Word for word, return the lines from the start of the entries below through the line that has "Geometry (PBE0-D3(BJ)/def2-SVP, Å), atoms".

Listed records.
-----
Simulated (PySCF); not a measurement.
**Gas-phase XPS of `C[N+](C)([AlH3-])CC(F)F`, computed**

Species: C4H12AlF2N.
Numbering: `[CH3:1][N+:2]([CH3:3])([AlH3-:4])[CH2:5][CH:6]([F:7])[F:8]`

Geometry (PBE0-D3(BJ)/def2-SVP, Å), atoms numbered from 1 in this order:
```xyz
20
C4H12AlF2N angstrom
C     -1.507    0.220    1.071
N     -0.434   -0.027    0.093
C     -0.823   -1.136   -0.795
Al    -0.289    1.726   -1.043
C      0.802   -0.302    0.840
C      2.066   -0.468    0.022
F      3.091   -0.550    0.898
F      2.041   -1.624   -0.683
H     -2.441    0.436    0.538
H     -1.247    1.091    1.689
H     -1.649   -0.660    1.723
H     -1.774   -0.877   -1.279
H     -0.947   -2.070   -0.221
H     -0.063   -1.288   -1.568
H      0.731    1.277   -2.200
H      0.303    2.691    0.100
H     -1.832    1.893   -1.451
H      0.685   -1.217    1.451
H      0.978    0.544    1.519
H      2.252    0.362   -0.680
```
-----

Worked solution.
Simulated (PySCF); not a measurement.
**Gas-phase XPS of `C[N+](C)([AlH3-])CC(F)F`, computed**

Species: C4H12AlF2N.
Numbering: `[CH3:1][N+:2]([CH3:3])([AlH3-:4])[CH2:5][CH:6]([F:7])[F:8]`

Geometry (PBE0-D3(BJ)/def2-SVP, Å), atoms numbered from 1 in this order:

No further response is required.